• **Dataset entries**
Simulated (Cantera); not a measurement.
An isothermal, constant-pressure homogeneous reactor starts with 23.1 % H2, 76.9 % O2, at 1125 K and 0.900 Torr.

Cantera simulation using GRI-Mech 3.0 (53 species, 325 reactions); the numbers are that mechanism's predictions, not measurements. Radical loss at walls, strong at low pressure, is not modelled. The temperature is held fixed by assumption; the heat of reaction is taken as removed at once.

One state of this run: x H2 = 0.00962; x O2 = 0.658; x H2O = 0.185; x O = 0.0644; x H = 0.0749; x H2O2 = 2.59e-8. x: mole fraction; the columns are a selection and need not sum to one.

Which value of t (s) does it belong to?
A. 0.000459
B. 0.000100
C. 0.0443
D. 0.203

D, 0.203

• **Work order**
Line by line, restate the data exactly.

• **Written reply**
Simulated (Cantera); not a measurement.
An isothermal, constant-pressure homogeneous reactor starts with 23.1 % H2, 76.9 % O2, at 1125 K and 0.900 Torr.

Cantera simulation using GRI-Mech 3.0 (53 species, 325 reactions); the numbers are that mechanism's predictions, not measurements. Radical loss at walls, strong at low pressure, is not modelled. The temperature is held fixed by assumption; the heat of reaction is taken as removed at once.

One state of this run: x H2 = 0.00962; x O2 = 0.658; x H2O = 0.185; x O = 0.0644; x H = 0.0749; x H2O2 = 2.59e-8. x: mole fraction; the columns are a selection and need not sum to one.

Which value of t (s) does it belong to?
A. 0.000459
B. 0.000100
C. 0.0443
D. 0.203

D, 0.203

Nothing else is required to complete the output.